» Work instruction
Of all the lines in the entries below, give again exactly those starting at the line containing "Values from CoolProp's" and ending at the line containing "The largest gap", both ends included, and no others.

» Dataset content
┏━━

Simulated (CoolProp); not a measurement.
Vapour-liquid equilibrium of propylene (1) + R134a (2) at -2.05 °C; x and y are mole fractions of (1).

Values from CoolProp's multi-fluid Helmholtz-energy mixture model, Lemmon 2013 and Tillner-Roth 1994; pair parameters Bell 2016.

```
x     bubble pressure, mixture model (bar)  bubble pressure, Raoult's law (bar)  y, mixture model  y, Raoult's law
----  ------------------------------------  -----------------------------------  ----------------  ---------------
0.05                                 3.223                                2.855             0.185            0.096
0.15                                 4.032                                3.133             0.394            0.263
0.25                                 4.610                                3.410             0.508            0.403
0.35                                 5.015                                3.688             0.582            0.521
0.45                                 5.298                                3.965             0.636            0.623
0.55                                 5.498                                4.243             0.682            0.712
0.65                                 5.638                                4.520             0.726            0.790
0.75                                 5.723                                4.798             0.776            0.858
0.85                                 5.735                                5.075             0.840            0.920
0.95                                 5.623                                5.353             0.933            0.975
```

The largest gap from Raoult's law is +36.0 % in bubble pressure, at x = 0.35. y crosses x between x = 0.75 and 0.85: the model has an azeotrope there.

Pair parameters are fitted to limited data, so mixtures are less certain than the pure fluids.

┗━━

» Exercise solution
Values from CoolProp's multi-fluid Helmholtz-energy mixture model, Lemmon 2013 and Tillner-Roth 1994; pair parameters Bell 2016.

```
x     bubble pressure, mixture model (bar)  bubble pressure, Raoult's law (bar)  y, mixture model  y, Raoult's law
----  ------------------------------------  -----------------------------------  ----------------  ---------------
0.05                                 3.223                                2.855             0.185            0.096
0.15                                 4.032                                3.133             0.394            0.263
0.25                                 4.610                                3.410             0.508            0.403
0.35                                 5.015                                3.688             0.582            0.521
0.45                                 5.298                                3.965             0.636            0.623
0.55                                 5.498                                4.243             0.682            0.712
0.65                                 5.638                                4.520             0.726            0.790
0.75                                 5.723                                4.798             0.776            0.858
0.85                                 5.735                                5.075             0.840            0.920
0.95                                 5.623                                5.353             0.933            0.975
```

The largest gap from Raoult's law is +36.0 % in bubble pressure, at x = 0.35. y crosses x between x = 0.75 and 0.85: the model has an azeotrope there.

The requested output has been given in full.